**REQUIRED ACTION**. Going down the data below, set down exactly the line with "600 | 420 |" and each line after it through the line with "55.04 | +0.127 |"; no other lines.

-=-=-

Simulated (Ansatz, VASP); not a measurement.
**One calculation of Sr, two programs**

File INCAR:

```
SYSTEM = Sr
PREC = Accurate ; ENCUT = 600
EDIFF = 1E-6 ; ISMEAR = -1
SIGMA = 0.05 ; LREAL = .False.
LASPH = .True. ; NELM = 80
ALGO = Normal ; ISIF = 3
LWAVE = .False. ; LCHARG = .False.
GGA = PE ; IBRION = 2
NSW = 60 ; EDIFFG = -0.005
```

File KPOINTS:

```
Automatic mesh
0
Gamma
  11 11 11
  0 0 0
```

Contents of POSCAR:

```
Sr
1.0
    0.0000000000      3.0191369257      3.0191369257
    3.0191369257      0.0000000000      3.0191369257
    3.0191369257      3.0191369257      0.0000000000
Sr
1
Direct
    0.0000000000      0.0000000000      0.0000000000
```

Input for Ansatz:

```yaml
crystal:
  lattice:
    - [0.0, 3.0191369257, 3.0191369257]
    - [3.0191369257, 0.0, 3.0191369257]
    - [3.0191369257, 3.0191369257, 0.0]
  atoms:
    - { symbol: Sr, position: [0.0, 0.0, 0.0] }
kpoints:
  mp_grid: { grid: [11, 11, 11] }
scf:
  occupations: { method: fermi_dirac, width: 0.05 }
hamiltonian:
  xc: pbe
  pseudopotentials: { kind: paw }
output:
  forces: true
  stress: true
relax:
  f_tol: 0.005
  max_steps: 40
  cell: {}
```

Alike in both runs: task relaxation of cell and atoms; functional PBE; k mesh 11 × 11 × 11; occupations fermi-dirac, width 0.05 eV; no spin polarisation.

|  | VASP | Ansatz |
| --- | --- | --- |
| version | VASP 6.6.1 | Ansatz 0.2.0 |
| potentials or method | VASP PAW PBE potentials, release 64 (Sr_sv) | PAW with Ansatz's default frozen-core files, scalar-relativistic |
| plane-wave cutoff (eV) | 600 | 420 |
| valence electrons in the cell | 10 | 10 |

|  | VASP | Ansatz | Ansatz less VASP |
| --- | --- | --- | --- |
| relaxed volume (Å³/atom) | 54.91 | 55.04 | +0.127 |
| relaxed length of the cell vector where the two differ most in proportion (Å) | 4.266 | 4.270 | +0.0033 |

-=-=-

**TASK OUTPUT**.
| plane-wave cutoff (eV) | 600 | 420 |
| valence electrons in the cell | 10 | 10 |

|  | VASP | Ansatz | Ansatz less VASP |
| --- | --- | --- | --- |
| relaxed volume (Å³/atom) | 54.91 | 55.04 | +0.127 |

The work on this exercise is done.